WORK ORDER: Use the entries below and reproduce exactly the lines from the one containing "These pictures come from the run below." down to the one containing "The script is", both of them included.

·····

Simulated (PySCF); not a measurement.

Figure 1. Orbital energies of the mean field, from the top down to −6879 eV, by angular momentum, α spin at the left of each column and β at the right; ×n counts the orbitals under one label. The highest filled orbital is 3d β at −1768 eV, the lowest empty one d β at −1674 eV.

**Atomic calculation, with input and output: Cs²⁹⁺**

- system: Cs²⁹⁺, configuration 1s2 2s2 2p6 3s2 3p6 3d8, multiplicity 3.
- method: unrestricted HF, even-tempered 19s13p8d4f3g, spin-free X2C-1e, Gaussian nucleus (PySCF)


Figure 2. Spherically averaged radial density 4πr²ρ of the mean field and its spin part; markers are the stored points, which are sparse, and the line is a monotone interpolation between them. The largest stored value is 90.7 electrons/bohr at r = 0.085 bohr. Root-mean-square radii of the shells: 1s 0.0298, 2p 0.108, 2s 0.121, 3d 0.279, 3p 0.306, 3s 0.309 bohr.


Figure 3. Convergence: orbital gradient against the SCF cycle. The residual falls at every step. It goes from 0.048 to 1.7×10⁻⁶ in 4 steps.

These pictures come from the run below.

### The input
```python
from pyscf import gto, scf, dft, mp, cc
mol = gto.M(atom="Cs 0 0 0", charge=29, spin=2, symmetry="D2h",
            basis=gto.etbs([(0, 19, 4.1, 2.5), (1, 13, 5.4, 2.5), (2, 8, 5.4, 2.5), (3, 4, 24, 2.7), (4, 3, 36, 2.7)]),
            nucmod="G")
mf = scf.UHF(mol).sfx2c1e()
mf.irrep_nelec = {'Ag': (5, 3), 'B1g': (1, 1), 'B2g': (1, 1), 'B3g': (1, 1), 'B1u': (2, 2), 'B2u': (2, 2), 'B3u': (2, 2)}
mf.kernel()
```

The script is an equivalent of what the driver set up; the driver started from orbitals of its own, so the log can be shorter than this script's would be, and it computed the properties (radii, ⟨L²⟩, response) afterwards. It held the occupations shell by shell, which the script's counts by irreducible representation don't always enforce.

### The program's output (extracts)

·····

WRITTEN ANSWER:
These pictures come from the run below.

### The input
```python
from pyscf import gto, scf, dft, mp, cc
mol = gto.M(atom="Cs 0 0 0", charge=29, spin=2, symmetry="D2h",
            basis=gto.etbs([(0, 19, 4.1, 2.5), (1, 13, 5.4, 2.5), (2, 8, 5.4, 2.5), (3, 4, 24, 2.7), (4, 3, 36, 2.7)]),
            nucmod="G")
mf = scf.UHF(mol).sfx2c1e()
mf.irrep_nelec = {'Ag': (5, 3), 'B1g': (1, 1), 'B2g': (1, 1), 'B3g': (1, 1), 'B1u': (2, 2), 'B2u': (2, 2), 'B3u': (2, 2)}
mf.kernel()
```

The script is an equivalent of what the driver set up; the driver started from orbitals of its own, so the log can be shorter than this script's would be, and it computed the properties (radii, ⟨L²⟩, response) afterwards. It held the occupations shell by shell, which the script's counts by irreducible representation don't always enforce.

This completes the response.